Dataset —
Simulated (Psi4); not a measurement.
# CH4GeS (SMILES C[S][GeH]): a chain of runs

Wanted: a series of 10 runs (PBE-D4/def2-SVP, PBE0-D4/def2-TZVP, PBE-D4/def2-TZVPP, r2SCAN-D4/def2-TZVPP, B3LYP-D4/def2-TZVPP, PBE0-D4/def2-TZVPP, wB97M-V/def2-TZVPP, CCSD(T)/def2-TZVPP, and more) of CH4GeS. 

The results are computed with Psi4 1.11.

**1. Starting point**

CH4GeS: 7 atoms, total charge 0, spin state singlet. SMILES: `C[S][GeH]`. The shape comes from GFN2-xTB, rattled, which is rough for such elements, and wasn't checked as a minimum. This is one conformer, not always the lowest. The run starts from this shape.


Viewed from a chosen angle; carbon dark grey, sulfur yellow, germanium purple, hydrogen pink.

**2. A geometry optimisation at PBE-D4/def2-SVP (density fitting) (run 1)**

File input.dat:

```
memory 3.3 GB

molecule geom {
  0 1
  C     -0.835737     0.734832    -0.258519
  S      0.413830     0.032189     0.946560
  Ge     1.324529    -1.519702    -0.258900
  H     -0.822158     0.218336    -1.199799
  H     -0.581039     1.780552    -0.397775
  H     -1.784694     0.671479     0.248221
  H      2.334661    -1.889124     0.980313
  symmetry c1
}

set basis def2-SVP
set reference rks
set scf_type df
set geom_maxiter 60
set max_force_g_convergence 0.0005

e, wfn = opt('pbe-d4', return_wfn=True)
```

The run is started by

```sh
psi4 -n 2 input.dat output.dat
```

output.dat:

Requirement —
Using the entries above, return exactly the lines from the line with "Wanted: a series" to the line with "The results are computed with Psi4 1.11.", counting both of those lines.

Exercise output —
Wanted: a series of 10 runs (PBE-D4/def2-SVP, PBE0-D4/def2-TZVP, PBE-D4/def2-TZVPP, r2SCAN-D4/def2-TZVPP, B3LYP-D4/def2-TZVPP, PBE0-D4/def2-TZVPP, wB97M-V/def2-TZVPP, CCSD(T)/def2-TZVPP, and more) of CH4GeS. 

The results are computed with Psi4 1.11.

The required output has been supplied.